======== Data for analysis

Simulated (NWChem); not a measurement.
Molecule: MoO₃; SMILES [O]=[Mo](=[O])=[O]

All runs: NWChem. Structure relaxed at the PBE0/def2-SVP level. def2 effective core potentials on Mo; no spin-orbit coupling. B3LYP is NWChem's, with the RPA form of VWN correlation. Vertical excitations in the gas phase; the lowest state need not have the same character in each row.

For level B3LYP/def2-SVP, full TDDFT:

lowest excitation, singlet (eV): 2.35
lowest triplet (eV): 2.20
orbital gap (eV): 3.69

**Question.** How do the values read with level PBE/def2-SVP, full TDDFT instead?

================

### Brief
Each record should be returned precisely as written.

### Response area
Simulated (NWChem); not a measurement.
Molecule: MoO₃; SMILES [O]=[Mo](=[O])=[O]

All runs: NWChem. Structure relaxed at the PBE0/def2-SVP level. def2 effective core potentials on Mo; no spin-orbit coupling. B3LYP is NWChem's, with the RPA form of VWN correlation. Vertical excitations in the gas phase; the lowest state need not have the same character in each row.

For level B3LYP/def2-SVP, full TDDFT:

lowest excitation, singlet (eV): 2.35
lowest triplet (eV): 2.20
orbital gap (eV): 3.69

**Question.** How do the values read with level PBE/def2-SVP, full TDDFT instead?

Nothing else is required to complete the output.